*DATA RECORDS*.

◆ ◆ ◆ ◆

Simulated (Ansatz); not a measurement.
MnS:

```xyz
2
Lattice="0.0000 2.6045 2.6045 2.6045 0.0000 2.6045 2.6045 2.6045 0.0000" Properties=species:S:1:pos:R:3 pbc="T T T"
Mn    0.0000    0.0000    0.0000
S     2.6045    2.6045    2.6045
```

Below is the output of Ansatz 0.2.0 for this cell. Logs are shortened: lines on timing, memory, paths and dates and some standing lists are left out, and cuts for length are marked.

◆ ◆ ◆ ◆

*ACTION ITEM*. From the first line to the last, return the data above exactly.

*ANSWER AREA*.
Simulated (Ansatz); not a measurement.
MnS:

```xyz
2
Lattice="0.0000 2.6045 2.6045 2.6045 0.0000 2.6045 2.6045 2.6045 0.0000" Properties=species:S:1:pos:R:3 pbc="T T T"
Mn    0.0000    0.0000    0.0000
S     2.6045    2.6045    2.6045
```

Below is the output of Ansatz 0.2.0 for this cell. Logs are shortened: lines on timing, memory, paths and dates and some standing lists are left out, and cuts for length are marked.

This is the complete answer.